- Task item -
Up to and including the line with "The crystal in", restate the material below word for word, beginning with its first line.

START Data

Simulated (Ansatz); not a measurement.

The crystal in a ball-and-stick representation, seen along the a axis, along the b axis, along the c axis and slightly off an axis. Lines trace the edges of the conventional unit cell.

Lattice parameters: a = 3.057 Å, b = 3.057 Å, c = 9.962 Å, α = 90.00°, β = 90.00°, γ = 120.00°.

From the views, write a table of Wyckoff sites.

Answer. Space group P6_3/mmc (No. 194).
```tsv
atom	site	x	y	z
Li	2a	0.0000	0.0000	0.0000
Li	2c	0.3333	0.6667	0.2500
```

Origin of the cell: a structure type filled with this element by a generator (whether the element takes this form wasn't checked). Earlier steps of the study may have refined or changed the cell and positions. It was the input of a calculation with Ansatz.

END Data

- Reply -
Simulated (Ansatz); not a measurement.

The crystal in a ball-and-stick representation, seen along the a axis, along the b axis, along the c axis and slightly off an axis. Lines trace the edges of the conventional unit cell.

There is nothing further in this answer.